▶ _ENTRIES PROVIDED_
╔══
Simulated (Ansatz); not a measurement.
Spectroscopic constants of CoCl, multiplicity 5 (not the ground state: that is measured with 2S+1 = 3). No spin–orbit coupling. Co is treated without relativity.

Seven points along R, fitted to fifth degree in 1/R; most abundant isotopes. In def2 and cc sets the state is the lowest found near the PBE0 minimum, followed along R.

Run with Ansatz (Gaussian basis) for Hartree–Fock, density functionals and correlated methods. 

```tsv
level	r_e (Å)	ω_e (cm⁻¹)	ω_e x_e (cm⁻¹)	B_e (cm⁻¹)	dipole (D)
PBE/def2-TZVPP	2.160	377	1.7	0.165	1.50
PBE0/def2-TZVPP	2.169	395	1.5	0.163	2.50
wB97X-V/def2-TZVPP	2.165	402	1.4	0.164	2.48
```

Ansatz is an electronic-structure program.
╚══

▶ _WORK ITEM_
Write out the material again, matching every line.

▶ _PROBLEM SOLUTION_
Simulated (Ansatz); not a measurement.
Spectroscopic constants of CoCl, multiplicity 5 (not the ground state: that is measured with 2S+1 = 3). No spin–orbit coupling. Co is treated without relativity.

Seven points along R, fitted to fifth degree in 1/R; most abundant isotopes. In def2 and cc sets the state is the lowest found near the PBE0 minimum, followed along R.

Run with Ansatz (Gaussian basis) for Hartree–Fock, density functionals and correlated methods. 

```tsv
level	r_e (Å)	ω_e (cm⁻¹)	ω_e x_e (cm⁻¹)	B_e (cm⁻¹)	dipole (D)
PBE/def2-TZVPP	2.160	377	1.7	0.165	1.50
PBE0/def2-TZVPP	2.169	395	1.5	0.163	2.50
wB97X-V/def2-TZVPP	2.165	402	1.4	0.164	2.48
```

Ansatz is an electronic-structure program.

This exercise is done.